> **Assigned task**
All lines below are to be transcribed exactly.

> **Information**
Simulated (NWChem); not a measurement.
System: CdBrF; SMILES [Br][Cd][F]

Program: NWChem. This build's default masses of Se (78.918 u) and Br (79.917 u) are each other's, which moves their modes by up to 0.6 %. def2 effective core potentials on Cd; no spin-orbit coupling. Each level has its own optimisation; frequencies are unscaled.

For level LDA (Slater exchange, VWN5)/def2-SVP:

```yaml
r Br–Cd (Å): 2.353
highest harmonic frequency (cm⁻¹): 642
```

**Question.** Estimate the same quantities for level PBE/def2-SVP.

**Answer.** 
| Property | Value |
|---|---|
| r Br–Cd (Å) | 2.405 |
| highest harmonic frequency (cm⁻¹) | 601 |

> **Task answer**
Simulated (NWChem); not a measurement.
System: CdBrF; SMILES [Br][Cd][F]

Program: NWChem. This build's default masses of Se (78.918 u) and Br (79.917 u) are each other's, which moves their modes by up to 0.6 %. def2 effective core potentials on Cd; no spin-orbit coupling. Each level has its own optimisation; frequencies are unscaled.

For level LDA (Slater exchange, VWN5)/def2-SVP:

```yaml
r Br–Cd (Å): 2.353
highest harmonic frequency (cm⁻¹): 642
```

**Question.** Estimate the same quantities for level PBE/def2-SVP.

**Answer.** 
| Property | Value |
|---|---|
| r Br–Cd (Å) | 2.405 |
| highest harmonic frequency (cm⁻¹) | 601 |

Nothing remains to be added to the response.